Data shown
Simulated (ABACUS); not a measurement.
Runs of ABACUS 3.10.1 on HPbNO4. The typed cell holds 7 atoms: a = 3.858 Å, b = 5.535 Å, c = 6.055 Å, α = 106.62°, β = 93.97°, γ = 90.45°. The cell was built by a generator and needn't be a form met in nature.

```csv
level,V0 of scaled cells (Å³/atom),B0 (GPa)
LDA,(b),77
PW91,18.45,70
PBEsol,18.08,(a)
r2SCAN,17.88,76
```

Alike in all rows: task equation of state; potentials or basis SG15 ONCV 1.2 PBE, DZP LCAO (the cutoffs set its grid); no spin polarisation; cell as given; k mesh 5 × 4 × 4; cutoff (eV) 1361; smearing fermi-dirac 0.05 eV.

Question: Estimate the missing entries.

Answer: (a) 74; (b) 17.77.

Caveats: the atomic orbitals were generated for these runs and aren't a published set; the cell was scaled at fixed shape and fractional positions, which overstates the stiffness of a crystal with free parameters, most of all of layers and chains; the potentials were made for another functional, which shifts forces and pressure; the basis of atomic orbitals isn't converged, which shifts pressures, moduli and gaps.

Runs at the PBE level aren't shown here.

Required action
The data must be given again in full. Keep every line identical.

Reply
Simulated (ABACUS); not a measurement.
Runs of ABACUS 3.10.1 on HPbNO4. The typed cell holds 7 atoms: a = 3.858 Å, b = 5.535 Å, c = 6.055 Å, α = 106.62°, β = 93.97°, γ = 90.45°. The cell was built by a generator and needn't be a form met in nature.

```csv
level,V0 of scaled cells (Å³/atom),B0 (GPa)
LDA,(b),77
PW91,18.45,70
PBEsol,18.08,(a)
r2SCAN,17.88,76
```

Alike in all rows: task equation of state; potentials or basis SG15 ONCV 1.2 PBE, DZP LCAO (the cutoffs set its grid); no spin polarisation; cell as given; k mesh 5 × 4 × 4; cutoff (eV) 1361; smearing fermi-dirac 0.05 eV.

Question: Estimate the missing entries.

Answer: (a) 74; (b) 17.77.

Caveats: the atomic orbitals were generated for these runs and aren't a published set; the cell was scaled at fixed shape and fractional positions, which overstates the stiffness of a crystal with free parameters, most of all of layers and chains; the potentials were made for another functional, which shifts forces and pressure; the basis of atomic orbitals isn't converged, which shifts pressures, moduli and gaps.

Runs at the PBE level aren't shown here.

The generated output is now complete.